────────────────

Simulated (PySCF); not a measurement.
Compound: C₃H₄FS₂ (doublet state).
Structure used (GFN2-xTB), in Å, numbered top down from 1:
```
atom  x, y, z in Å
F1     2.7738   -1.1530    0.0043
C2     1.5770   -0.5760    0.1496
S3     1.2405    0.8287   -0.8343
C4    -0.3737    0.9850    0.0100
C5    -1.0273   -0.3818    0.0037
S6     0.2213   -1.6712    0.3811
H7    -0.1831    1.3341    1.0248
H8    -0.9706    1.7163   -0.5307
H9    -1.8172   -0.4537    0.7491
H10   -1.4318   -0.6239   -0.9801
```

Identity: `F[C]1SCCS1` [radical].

────────────────

Transcribe the data above completely and exactly.

Simulated (PySCF); not a measurement.
Compound: C₃H₄FS₂ (doublet state).
Structure used (GFN2-xTB), in Å, numbered top down from 1:
```
atom  x, y, z in Å
F1     2.7738   -1.1530    0.0043
C2     1.5770   -0.5760    0.1496
S3     1.2405    0.8287   -0.8343
C4    -0.3737    0.9850    0.0100
C5    -1.0273   -0.3818    0.0037
S6     0.2213   -1.6712    0.3811
H7    -0.1831    1.3341    1.0248
H8    -0.9706    1.7163   -0.5307
H9    -1.8172   -0.4537    0.7491
H10   -1.4318   -0.6239   -0.9801
```

Identity: `F[C]1SCCS1` [radical].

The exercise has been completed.